▶ WORK ORDER
Give the lines of the material verbatim, from the first line to the line with "Problem. Predict the net moment.", including both.

[Opening DATA TO EXAMINE section]

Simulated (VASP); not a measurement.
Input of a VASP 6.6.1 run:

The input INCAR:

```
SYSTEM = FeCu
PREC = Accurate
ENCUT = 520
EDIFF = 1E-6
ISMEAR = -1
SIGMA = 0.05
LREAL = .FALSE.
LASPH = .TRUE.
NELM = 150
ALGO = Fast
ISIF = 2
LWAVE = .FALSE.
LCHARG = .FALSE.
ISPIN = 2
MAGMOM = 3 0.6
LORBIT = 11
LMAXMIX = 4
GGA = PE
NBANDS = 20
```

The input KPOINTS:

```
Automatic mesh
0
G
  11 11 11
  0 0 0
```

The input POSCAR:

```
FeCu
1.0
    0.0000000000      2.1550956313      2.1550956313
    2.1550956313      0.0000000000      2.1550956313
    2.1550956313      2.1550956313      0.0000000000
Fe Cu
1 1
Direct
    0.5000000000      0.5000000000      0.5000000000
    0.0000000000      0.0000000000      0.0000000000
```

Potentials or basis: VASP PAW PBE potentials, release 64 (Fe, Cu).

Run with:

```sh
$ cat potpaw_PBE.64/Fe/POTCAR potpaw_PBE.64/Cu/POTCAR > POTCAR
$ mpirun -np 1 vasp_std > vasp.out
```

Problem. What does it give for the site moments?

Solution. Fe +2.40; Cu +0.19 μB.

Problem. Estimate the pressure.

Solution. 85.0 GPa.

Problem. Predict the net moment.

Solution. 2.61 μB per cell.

[Closing DATA TO EXAMINE section]

▶ WRITTEN RESPONSE
Simulated (VASP); not a measurement.
Input of a VASP 6.6.1 run:

The input INCAR:

```
SYSTEM = FeCu
PREC = Accurate
ENCUT = 520
EDIFF = 1E-6
ISMEAR = -1
SIGMA = 0.05
LREAL = .FALSE.
LASPH = .TRUE.
NELM = 150
ALGO = Fast
ISIF = 2
LWAVE = .FALSE.
LCHARG = .FALSE.
ISPIN = 2
MAGMOM = 3 0.6
LORBIT = 11
LMAXMIX = 4
GGA = PE
NBANDS = 20
```

The input KPOINTS:

```
Automatic mesh
0
G
  11 11 11
  0 0 0
```

The input POSCAR:

```
FeCu
1.0
    0.0000000000      2.1550956313      2.1550956313
    2.1550956313      0.0000000000      2.1550956313
    2.1550956313      2.1550956313      0.0000000000
Fe Cu
1 1
Direct
    0.5000000000      0.5000000000      0.5000000000
    0.0000000000      0.0000000000      0.0000000000
```

Potentials or basis: VASP PAW PBE potentials, release 64 (Fe, Cu).

Run with:

```sh
$ cat potpaw_PBE.64/Fe/POTCAR potpaw_PBE.64/Cu/POTCAR > POTCAR
$ mpirun -np 1 vasp_std > vasp.out
```

Problem. What does it give for the site moments?

Solution. Fe +2.40; Cu +0.19 μB.

Problem. Estimate the pressure.

Solution. 85.0 GPa.

Problem. Predict the net moment.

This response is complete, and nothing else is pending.